*WORK ORDER*: Please return the lines of the data below, word for word, from the first line through the line containing "Alike in both".

*SUPPLIED INFORMATION*:
—————
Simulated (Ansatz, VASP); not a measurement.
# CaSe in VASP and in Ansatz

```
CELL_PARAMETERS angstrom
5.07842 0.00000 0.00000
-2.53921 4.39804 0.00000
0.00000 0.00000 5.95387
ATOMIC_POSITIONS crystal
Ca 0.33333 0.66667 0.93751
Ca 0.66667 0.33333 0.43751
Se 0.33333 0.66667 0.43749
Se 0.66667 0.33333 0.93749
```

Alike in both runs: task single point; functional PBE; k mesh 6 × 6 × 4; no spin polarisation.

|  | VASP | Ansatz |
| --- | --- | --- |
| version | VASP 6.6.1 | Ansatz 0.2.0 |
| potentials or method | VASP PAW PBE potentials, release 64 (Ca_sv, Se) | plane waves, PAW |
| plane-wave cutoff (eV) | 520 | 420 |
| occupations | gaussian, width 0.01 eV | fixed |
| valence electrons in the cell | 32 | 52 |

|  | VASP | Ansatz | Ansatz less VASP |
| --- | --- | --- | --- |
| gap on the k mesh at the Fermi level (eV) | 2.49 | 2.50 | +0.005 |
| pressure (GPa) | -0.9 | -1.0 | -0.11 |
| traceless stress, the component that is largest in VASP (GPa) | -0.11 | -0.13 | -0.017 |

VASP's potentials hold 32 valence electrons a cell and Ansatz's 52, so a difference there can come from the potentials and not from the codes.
—————

*RESPONSE BOX*:
Simulated (Ansatz, VASP); not a measurement.
# CaSe in VASP and in Ansatz

```
CELL_PARAMETERS angstrom
5.07842 0.00000 0.00000
-2.53921 4.39804 0.00000
0.00000 0.00000 5.95387
ATOMIC_POSITIONS crystal
Ca 0.33333 0.66667 0.93751
Ca 0.66667 0.33333 0.43751
Se 0.33333 0.66667 0.43749
Se 0.66667 0.33333 0.93749
```

Alike in both runs: task single point; functional PBE; k mesh 6 × 6 × 4; no spin polarisation.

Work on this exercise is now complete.